_ASSIGNED TASK_. The answer is to be an exact copy of the lines below running from the line with "The geometry was optimised at PBE0/def2-SVP." down to the line with "Q: What results", both ends included, and nothing more.

_SUPPLIED ENTRIES_.
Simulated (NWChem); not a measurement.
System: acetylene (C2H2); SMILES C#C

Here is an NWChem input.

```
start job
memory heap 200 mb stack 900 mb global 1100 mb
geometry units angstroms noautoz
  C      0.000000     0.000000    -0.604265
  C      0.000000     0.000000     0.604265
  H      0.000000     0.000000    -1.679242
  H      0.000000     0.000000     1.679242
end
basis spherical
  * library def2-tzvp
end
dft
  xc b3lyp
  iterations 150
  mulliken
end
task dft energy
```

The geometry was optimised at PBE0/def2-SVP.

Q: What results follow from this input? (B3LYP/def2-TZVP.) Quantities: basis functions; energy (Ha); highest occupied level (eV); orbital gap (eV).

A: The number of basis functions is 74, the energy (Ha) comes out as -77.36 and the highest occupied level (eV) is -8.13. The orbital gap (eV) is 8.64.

_REPLY_.
The geometry was optimised at PBE0/def2-SVP.

Q: What results follow from this input? (B3LYP/def2-TZVP.) Quantities: basis functions; energy (Ha); highest occupied level (eV); orbital gap (eV).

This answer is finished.